### Provided data
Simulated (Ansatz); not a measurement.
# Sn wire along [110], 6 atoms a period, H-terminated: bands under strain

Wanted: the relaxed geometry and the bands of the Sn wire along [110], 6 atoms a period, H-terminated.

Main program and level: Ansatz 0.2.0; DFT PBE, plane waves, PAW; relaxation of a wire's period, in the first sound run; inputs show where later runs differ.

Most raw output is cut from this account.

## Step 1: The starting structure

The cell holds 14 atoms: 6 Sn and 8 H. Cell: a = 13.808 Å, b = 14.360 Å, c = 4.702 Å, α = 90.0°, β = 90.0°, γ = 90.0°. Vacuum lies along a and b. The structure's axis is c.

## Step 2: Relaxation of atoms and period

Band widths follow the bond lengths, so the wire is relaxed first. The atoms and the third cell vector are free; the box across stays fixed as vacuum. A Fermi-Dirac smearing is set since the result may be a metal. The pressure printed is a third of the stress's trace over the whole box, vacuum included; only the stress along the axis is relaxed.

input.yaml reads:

### Requirement
Which lines run from the first of the listing to the line containing "## Step 2: Relaxation of atoms and period"? Reproduce those exactly, both ends included.

### Response box
Simulated (Ansatz); not a measurement.
# Sn wire along [110], 6 atoms a period, H-terminated: bands under strain

Wanted: the relaxed geometry and the bands of the Sn wire along [110], 6 atoms a period, H-terminated.

Main program and level: Ansatz 0.2.0; DFT PBE, plane waves, PAW; relaxation of a wire's period, in the first sound run; inputs show where later runs differ.

Most raw output is cut from this account.

## Step 1: The starting structure

The cell holds 14 atoms: 6 Sn and 8 H. Cell: a = 13.808 Å, b = 14.360 Å, c = 4.702 Å, α = 90.0°, β = 90.0°, γ = 90.0°. Vacuum lies along a and b. The structure's axis is c.

## Step 2: Relaxation of atoms and period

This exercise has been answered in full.